# Task item
Start with the first line of the data and end with the line that holds "Task: Radial electron"; write out each one exactly.

***
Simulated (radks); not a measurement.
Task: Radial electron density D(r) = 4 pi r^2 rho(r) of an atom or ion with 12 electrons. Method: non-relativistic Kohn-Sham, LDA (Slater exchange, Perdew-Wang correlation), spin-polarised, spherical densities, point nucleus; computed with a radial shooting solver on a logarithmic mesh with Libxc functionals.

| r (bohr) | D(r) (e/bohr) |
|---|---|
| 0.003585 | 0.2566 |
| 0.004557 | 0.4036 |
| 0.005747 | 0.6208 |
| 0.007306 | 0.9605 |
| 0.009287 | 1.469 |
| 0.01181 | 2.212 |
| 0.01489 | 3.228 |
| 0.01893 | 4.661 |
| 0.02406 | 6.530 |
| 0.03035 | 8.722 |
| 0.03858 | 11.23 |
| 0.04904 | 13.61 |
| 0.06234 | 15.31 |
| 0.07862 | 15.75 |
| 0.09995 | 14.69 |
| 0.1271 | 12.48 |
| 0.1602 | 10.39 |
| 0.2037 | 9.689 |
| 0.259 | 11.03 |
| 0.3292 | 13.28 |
***

# Your response
Simulated (radks); not a measurement.
Task: Radial electron density D(r) = 4 pi r^2 rho(r) of an atom or ion with 12 electrons. Method: non-relativistic Kohn-Sham, LDA (Slater exchange, Perdew-Wang correlation), spin-polarised, spherical densities, point nucleus; computed with a radial shooting solver on a logarithmic mesh with Libxc functionals.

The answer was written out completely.